* EXTRACTED RECORDS
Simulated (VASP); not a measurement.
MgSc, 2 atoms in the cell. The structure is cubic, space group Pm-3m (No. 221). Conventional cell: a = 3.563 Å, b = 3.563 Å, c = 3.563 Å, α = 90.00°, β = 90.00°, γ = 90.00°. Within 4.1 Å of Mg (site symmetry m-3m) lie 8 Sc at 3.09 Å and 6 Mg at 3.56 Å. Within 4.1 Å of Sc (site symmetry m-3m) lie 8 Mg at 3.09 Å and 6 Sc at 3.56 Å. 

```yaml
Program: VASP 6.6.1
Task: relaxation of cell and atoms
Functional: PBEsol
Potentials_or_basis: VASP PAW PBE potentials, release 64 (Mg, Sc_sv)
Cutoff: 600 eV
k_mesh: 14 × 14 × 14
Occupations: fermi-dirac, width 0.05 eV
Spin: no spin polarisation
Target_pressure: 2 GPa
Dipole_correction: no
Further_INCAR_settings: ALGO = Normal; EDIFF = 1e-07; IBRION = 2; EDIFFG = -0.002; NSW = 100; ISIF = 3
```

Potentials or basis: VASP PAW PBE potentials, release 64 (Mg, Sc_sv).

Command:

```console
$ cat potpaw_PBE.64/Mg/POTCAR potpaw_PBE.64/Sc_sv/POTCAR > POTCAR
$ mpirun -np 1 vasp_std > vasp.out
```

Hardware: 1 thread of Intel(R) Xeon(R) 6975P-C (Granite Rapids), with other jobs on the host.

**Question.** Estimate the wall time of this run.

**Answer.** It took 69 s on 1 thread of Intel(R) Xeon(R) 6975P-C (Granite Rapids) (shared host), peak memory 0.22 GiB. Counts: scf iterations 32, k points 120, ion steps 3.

* EXERCISE
Print the material above verbatim, first line through the line containing "of this run.", both included.

* ANSWER AREA
Simulated (VASP); not a measurement.
MgSc, 2 atoms in the cell. The structure is cubic, space group Pm-3m (No. 221). Conventional cell: a = 3.563 Å, b = 3.563 Å, c = 3.563 Å, α = 90.00°, β = 90.00°, γ = 90.00°. Within 4.1 Å of Mg (site symmetry m-3m) lie 8 Sc at 3.09 Å and 6 Mg at 3.56 Å. Within 4.1 Å of Sc (site symmetry m-3m) lie 8 Mg at 3.09 Å and 6 Sc at 3.56 Å. 

```yaml
Program: VASP 6.6.1
Task: relaxation of cell and atoms
Functional: PBEsol
Potentials_or_basis: VASP PAW PBE potentials, release 64 (Mg, Sc_sv)
Cutoff: 600 eV
k_mesh: 14 × 14 × 14
Occupations: fermi-dirac, width 0.05 eV
Spin: no spin polarisation
Target_pressure: 2 GPa
Dipole_correction: no
Further_INCAR_settings: ALGO = Normal; EDIFF = 1e-07; IBRION = 2; EDIFFG = -0.002; NSW = 100; ISIF = 3
```

Potentials or basis: VASP PAW PBE potentials, release 64 (Mg, Sc_sv).

Command:

```console
$ cat potpaw_PBE.64/Mg/POTCAR potpaw_PBE.64/Sc_sv/POTCAR > POTCAR
$ mpirun -np 1 vasp_std > vasp.out
```

Hardware: 1 thread of Intel(R) Xeon(R) 6975P-C (Granite Rapids), with other jobs on the host.

**Question.** Estimate the wall time of this run.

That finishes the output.